◆ **TASK ITEM**
Please give back word for word the lines below, from the first one through the one with "Caveats: spin-orbit coupling".

◆ **INFORMATION**
-------------------------
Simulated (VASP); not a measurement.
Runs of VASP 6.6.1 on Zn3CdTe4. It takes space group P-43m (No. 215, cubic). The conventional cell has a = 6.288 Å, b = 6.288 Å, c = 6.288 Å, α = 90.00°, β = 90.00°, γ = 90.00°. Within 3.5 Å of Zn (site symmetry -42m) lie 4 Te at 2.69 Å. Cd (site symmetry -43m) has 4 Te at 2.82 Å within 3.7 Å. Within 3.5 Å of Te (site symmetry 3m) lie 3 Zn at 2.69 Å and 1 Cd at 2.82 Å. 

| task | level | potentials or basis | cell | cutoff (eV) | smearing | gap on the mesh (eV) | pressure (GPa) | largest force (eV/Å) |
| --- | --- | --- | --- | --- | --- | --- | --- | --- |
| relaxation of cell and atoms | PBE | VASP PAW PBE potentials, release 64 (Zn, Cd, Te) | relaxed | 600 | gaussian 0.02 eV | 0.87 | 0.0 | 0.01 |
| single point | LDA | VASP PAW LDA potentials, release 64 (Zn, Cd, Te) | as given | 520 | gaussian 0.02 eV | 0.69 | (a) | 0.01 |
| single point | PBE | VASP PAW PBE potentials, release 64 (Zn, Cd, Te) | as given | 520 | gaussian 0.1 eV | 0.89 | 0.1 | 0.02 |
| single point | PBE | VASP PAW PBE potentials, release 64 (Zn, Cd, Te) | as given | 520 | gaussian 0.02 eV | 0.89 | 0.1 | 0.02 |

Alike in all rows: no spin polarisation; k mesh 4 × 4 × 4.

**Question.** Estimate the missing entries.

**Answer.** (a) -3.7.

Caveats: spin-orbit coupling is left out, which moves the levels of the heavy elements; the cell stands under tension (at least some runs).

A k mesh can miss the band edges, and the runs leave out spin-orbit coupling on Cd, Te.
-------------------------

◆ **EXPECTED ANSWER**
Simulated (VASP); not a measurement.
Runs of VASP 6.6.1 on Zn3CdTe4. It takes space group P-43m (No. 215, cubic). The conventional cell has a = 6.288 Å, b = 6.288 Å, c = 6.288 Å, α = 90.00°, β = 90.00°, γ = 90.00°. Within 3.5 Å of Zn (site symmetry -42m) lie 4 Te at 2.69 Å. Cd (site symmetry -43m) has 4 Te at 2.82 Å within 3.7 Å. Within 3.5 Å of Te (site symmetry 3m) lie 3 Zn at 2.69 Å and 1 Cd at 2.82 Å. 

| task | level | potentials or basis | cell | cutoff (eV) | smearing | gap on the mesh (eV) | pressure (GPa) | largest force (eV/Å) |
| --- | --- | --- | --- | --- | --- | --- | --- | --- |
| relaxation of cell and atoms | PBE | VASP PAW PBE potentials, release 64 (Zn, Cd, Te) | relaxed | 600 | gaussian 0.02 eV | 0.87 | 0.0 | 0.01 |
| single point | LDA | VASP PAW LDA potentials, release 64 (Zn, Cd, Te) | as given | 520 | gaussian 0.02 eV | 0.69 | (a) | 0.01 |
| single point | PBE | VASP PAW PBE potentials, release 64 (Zn, Cd, Te) | as given | 520 | gaussian 0.1 eV | 0.89 | 0.1 | 0.02 |
| single point | PBE | VASP PAW PBE potentials, release 64 (Zn, Cd, Te) | as given | 520 | gaussian 0.02 eV | 0.89 | 0.1 | 0.02 |

Alike in all rows: no spin polarisation; k mesh 4 × 4 × 4.

**Question.** Estimate the missing entries.

**Answer.** (a) -3.7.

Caveats: spin-orbit coupling is left out, which moves the levels of the heavy elements; the cell stands under tension (at least some runs).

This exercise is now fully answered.